§ Brief
From the first line of the records below through the line containing "(1.951, 0.380, 0.707)", copy everything exactly and nothing more.

########################################

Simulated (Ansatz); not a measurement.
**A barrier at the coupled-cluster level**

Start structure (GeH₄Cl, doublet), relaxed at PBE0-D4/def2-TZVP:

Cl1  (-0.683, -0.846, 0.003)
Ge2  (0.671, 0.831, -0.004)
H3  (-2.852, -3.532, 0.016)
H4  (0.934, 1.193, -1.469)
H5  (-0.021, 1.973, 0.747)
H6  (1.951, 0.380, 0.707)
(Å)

########################################

§ Problem solution
Simulated (Ansatz); not a measurement.
**A barrier at the coupled-cluster level**

Start structure (GeH₄Cl, doublet), relaxed at PBE0-D4/def2-TZVP:

Cl1  (-0.683, -0.846, 0.003)
Ge2  (0.671, 0.831, -0.004)
H3  (-2.852, -3.532, 0.016)
H4  (0.934, 1.193, -1.469)
H5  (-0.021, 1.973, 0.747)
H6  (1.951, 0.380, 0.707)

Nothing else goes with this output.